Data extract:

-- Opening Marker --

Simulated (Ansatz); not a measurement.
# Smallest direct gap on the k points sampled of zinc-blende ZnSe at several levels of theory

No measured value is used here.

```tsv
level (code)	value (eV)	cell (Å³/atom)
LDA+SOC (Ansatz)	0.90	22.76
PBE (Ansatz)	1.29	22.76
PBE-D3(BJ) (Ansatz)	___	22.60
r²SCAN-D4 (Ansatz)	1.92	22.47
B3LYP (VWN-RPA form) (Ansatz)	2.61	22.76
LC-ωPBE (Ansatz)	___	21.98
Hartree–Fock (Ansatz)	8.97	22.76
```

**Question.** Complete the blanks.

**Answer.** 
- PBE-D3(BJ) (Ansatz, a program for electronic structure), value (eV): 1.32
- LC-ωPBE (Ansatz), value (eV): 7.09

-- Closing Marker --

Work item:
Repeat the listing. Keep every character the same.

Task response:
Simulated (Ansatz); not a measurement.
# Smallest direct gap on the k points sampled of zinc-blende ZnSe at several levels of theory

No measured value is used here.

```tsv
level (code)	value (eV)	cell (Å³/atom)
LDA+SOC (Ansatz)	0.90	22.76
PBE (Ansatz)	1.29	22.76
PBE-D3(BJ) (Ansatz)	___	22.60
r²SCAN-D4 (Ansatz)	1.92	22.47
B3LYP (VWN-RPA form) (Ansatz)	2.61	22.76
LC-ωPBE (Ansatz)	___	21.98
Hartree–Fock (Ansatz)	8.97	22.76
```

**Question.** Complete the blanks.

**Answer.** 
- PBE-D3(BJ) (Ansatz, a program for electronic structure), value (eV): 1.32
- LC-ωPBE (Ansatz), value (eV): 7.09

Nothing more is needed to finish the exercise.